[DATA EXCERPTS Boundary: Start]
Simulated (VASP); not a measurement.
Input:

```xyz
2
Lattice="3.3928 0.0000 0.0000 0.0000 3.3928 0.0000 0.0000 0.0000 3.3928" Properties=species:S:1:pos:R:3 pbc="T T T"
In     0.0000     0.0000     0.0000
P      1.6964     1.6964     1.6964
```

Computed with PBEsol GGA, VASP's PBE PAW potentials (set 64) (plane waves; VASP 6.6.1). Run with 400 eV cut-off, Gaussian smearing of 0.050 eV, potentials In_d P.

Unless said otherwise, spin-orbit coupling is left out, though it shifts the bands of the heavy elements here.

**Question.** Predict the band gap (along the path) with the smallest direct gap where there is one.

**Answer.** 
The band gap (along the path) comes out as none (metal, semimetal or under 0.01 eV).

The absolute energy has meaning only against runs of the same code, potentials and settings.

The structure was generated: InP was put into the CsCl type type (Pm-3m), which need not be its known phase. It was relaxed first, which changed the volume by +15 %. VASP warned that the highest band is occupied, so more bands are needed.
[DATA EXCERPTS Boundary: End]

◆ BRIEF ◆
The lines to retype run from the start of the entries through the line containing "The absolute energy"; reproduce them exactly and add nothing.

◆ EXERCISE RESPONSE ◆
Simulated (VASP); not a measurement.
Input:

```xyz
2
Lattice="3.3928 0.0000 0.0000 0.0000 3.3928 0.0000 0.0000 0.0000 3.3928" Properties=species:S:1:pos:R:3 pbc="T T T"
In     0.0000     0.0000     0.0000
P      1.6964     1.6964     1.6964
```

Computed with PBEsol GGA, VASP's PBE PAW potentials (set 64) (plane waves; VASP 6.6.1). Run with 400 eV cut-off, Gaussian smearing of 0.050 eV, potentials In_d P.

Unless said otherwise, spin-orbit coupling is left out, though it shifts the bands of the heavy elements here.

**Question.** Predict the band gap (along the path) with the smallest direct gap where there is one.

**Answer.** 
The band gap (along the path) comes out as none (metal, semimetal or under 0.01 eV).

The absolute energy has meaning only against runs of the same code, potentials and settings.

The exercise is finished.